+--

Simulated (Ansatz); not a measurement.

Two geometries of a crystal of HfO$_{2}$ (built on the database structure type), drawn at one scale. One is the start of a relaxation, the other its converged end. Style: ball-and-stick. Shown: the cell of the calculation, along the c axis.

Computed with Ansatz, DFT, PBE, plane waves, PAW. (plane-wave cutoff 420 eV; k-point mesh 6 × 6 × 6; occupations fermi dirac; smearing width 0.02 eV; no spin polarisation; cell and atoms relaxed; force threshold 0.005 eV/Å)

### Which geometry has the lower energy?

+--

_Work request:_ The whole listing above needs to be written out exactly.

_Exercise solution:_
Simulated (Ansatz); not a measurement.

Two geometries of a crystal of HfO$_{2}$ (built on the database structure type), drawn at one scale. One is the start of a relaxation, the other its converged end. Style: ball-and-stick. Shown: the cell of the calculation, along the c axis.

Computed with Ansatz, DFT, PBE, plane waves, PAW. (plane-wave cutoff 420 eV; k-point mesh 6 × 6 × 6; occupations fermi dirac; smearing width 0.02 eV; no spin polarisation; cell and atoms relaxed; force threshold 0.005 eV/Å)

### Which geometry has the lower energy?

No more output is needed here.